_Action item_
Repeat exactly the lines from the first line of the records through the line containing "POTCAR, in this", and nothing more.

_Entries shown_
● ● ●

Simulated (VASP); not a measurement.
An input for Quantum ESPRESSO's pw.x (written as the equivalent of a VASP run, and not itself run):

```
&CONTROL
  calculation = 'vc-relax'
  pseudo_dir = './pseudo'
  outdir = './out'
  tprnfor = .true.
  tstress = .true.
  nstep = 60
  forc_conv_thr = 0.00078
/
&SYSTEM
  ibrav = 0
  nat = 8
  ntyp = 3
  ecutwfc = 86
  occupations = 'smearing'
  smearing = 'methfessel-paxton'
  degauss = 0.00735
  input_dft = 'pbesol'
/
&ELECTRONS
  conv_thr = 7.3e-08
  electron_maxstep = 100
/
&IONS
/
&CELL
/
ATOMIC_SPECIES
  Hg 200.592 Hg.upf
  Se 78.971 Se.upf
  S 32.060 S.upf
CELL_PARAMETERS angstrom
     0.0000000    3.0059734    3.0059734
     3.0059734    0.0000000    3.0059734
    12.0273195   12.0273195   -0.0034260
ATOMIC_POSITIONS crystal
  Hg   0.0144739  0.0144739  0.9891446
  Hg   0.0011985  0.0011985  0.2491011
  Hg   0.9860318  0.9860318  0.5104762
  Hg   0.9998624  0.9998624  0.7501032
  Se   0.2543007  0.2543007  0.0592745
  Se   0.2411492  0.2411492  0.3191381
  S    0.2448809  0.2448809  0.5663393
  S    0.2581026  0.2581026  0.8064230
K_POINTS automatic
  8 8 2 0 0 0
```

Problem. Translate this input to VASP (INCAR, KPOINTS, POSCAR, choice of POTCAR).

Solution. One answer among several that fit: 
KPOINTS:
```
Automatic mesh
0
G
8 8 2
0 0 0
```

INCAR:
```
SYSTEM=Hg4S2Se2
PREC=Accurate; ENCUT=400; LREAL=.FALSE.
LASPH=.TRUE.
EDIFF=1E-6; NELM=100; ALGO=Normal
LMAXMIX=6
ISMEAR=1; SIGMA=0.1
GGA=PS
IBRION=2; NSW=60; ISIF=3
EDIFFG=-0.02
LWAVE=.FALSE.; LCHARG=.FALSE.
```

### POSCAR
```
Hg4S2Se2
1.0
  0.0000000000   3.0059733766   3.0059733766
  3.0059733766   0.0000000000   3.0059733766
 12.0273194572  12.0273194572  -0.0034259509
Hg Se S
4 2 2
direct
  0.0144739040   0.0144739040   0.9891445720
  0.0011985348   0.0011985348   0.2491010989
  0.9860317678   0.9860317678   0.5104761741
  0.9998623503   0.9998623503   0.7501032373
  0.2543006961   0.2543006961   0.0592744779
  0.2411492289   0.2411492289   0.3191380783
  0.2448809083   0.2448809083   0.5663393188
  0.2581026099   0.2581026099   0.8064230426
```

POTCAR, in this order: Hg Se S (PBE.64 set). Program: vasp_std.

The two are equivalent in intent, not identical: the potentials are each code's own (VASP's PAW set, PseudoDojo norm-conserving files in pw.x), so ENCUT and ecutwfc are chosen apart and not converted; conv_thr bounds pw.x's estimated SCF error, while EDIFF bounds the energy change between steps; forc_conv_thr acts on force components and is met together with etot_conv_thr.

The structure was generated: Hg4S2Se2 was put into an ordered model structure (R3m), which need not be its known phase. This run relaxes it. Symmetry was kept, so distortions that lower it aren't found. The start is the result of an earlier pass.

● ● ●

_Worked solution_
Simulated (VASP); not a measurement.
An input for Quantum ESPRESSO's pw.x (written as the equivalent of a VASP run, and not itself run):

```
&CONTROL
  calculation = 'vc-relax'
  pseudo_dir = './pseudo'
  outdir = './out'
  tprnfor = .true.
  tstress = .true.
  nstep = 60
  forc_conv_thr = 0.00078
/
&SYSTEM
  ibrav = 0
  nat = 8
  ntyp = 3
  ecutwfc = 86
  occupations = 'smearing'
  smearing = 'methfessel-paxton'
  degauss = 0.00735
  input_dft = 'pbesol'
/
&ELECTRONS
  conv_thr = 7.3e-08
  electron_maxstep = 100
/
&IONS
/
&CELL
/
ATOMIC_SPECIES
  Hg 200.592 Hg.upf
  Se 78.971 Se.upf
  S 32.060 S.upf
CELL_PARAMETERS angstrom
     0.0000000    3.0059734    3.0059734
     3.0059734    0.0000000    3.0059734
    12.0273195   12.0273195   -0.0034260
ATOMIC_POSITIONS crystal
  Hg   0.0144739  0.0144739  0.9891446
  Hg   0.0011985  0.0011985  0.2491011
  Hg   0.9860318  0.9860318  0.5104762
  Hg   0.9998624  0.9998624  0.7501032
  Se   0.2543007  0.2543007  0.0592745
  Se   0.2411492  0.2411492  0.3191381
  S    0.2448809  0.2448809  0.5663393
  S    0.2581026  0.2581026  0.8064230
K_POINTS automatic
  8 8 2 0 0 0
```

Problem. Translate this input to VASP (INCAR, KPOINTS, POSCAR, choice of POTCAR).

Solution. One answer among several that fit: 
KPOINTS:
```
Automatic mesh
0
G
8 8 2
0 0 0
```

INCAR:
```
SYSTEM=Hg4S2Se2
PREC=Accurate; ENCUT=400; LREAL=.FALSE.
LASPH=.TRUE.
EDIFF=1E-6; NELM=100; ALGO=Normal
LMAXMIX=6
ISMEAR=1; SIGMA=0.1
GGA=PS
IBRION=2; NSW=60; ISIF=3
EDIFFG=-0.02
LWAVE=.FALSE.; LCHARG=.FALSE.
```

### POSCAR
```
Hg4S2Se2
1.0
  0.0000000000   3.0059733766   3.0059733766
  3.0059733766   0.0000000000   3.0059733766
 12.0273194572  12.0273194572  -0.0034259509
Hg Se S
4 2 2
direct
  0.0144739040   0.0144739040   0.9891445720
  0.0011985348   0.0011985348   0.2491010989
  0.9860317678   0.9860317678   0.5104761741
  0.9998623503   0.9998623503   0.7501032373
  0.2543006961   0.2543006961   0.0592744779
  0.2411492289   0.2411492289   0.3191380783
  0.2448809083   0.2448809083   0.5663393188
  0.2581026099   0.2581026099   0.8064230426
```

POTCAR, in this order: Hg Se S (PBE.64 set). Program: vasp_std.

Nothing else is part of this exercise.